TASK ITEM
Repeat exactly, and only, the lines below starting at the line that contains "Caveats: some runs" and ending at the line that contains "A k mesh can", inclusive of both.

EXTRACTED MATERIAL

—————

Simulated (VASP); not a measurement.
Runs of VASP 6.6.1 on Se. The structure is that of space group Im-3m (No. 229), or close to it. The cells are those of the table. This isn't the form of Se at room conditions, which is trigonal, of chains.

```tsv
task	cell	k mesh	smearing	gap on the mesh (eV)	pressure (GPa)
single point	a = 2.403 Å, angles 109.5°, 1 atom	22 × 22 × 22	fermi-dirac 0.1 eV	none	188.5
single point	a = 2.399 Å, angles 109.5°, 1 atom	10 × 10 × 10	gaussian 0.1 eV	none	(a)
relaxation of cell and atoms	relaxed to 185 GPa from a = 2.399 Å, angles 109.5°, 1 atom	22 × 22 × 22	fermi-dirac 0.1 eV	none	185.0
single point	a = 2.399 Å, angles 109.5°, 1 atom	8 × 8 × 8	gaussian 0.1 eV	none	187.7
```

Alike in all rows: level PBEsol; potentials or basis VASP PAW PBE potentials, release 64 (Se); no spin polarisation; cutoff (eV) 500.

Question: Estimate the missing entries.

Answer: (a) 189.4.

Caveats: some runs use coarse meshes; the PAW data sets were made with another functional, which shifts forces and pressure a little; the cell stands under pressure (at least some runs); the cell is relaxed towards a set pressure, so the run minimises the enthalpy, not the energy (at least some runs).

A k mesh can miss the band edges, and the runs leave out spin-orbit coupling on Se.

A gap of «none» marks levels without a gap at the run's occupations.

—————

YOUR SOLUTION
Caveats: some runs use coarse meshes; the PAW data sets were made with another functional, which shifts forces and pressure a little; the cell stands under pressure (at least some runs); the cell is relaxed towards a set pressure, so the run minimises the enthalpy, not the energy (at least some runs).

A k mesh can miss the band edges, and the runs leave out spin-orbit coupling on Se.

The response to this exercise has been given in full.